= = = = = = =
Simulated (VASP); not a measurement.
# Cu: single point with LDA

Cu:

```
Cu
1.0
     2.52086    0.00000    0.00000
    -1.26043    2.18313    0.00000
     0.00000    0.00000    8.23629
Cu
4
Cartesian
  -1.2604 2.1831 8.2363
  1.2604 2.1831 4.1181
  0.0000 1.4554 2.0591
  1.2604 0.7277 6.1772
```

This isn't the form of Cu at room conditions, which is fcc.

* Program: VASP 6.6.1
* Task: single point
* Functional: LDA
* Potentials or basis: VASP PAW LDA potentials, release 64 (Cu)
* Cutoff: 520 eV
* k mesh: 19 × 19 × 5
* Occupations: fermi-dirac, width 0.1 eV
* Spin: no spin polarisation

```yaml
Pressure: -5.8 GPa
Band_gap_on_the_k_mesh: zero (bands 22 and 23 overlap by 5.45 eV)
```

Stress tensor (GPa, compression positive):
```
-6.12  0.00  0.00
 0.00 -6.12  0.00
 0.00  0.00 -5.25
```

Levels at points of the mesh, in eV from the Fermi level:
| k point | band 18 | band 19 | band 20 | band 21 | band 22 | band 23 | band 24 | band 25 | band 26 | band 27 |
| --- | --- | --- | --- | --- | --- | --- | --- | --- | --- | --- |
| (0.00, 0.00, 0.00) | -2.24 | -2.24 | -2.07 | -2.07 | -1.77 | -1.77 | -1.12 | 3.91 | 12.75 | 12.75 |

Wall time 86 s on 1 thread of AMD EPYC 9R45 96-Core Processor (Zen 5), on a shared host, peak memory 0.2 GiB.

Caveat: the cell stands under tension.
= = = = = = =

(ACTIVITY) Would you please repeat exactly the lines above, starting at the line with "Program: VASP 6.6.1" and stopping at the line with "Wall time 86", both included?

(EXPECTED ANSWER)
* Program: VASP 6.6.1
* Task: single point
* Functional: LDA
* Potentials or basis: VASP PAW LDA potentials, release 64 (Cu)
* Cutoff: 520 eV
* k mesh: 19 × 19 × 5
* Occupations: fermi-dirac, width 0.1 eV
* Spin: no spin polarisation

```yaml
Pressure: -5.8 GPa
Band_gap_on_the_k_mesh: zero (bands 22 and 23 overlap by 5.45 eV)
```

Stress tensor (GPa, compression positive):
```
-6.12  0.00  0.00
 0.00 -6.12  0.00
 0.00  0.00 -5.25
```

Levels at points of the mesh, in eV from the Fermi level:
| k point | band 18 | band 19 | band 20 | band 21 | band 22 | band 23 | band 24 | band 25 | band 26 | band 27 |
| --- | --- | --- | --- | --- | --- | --- | --- | --- | --- | --- |
| (0.00, 0.00, 0.00) | -2.24 | -2.24 | -2.07 | -2.07 | -1.77 | -1.77 | -1.12 | 3.91 | 12.75 | 12.75 |

Wall time 86 s on 1 thread of AMD EPYC 9R45 96-Core Processor (Zen 5), on a shared host, peak memory 0.2 GiB.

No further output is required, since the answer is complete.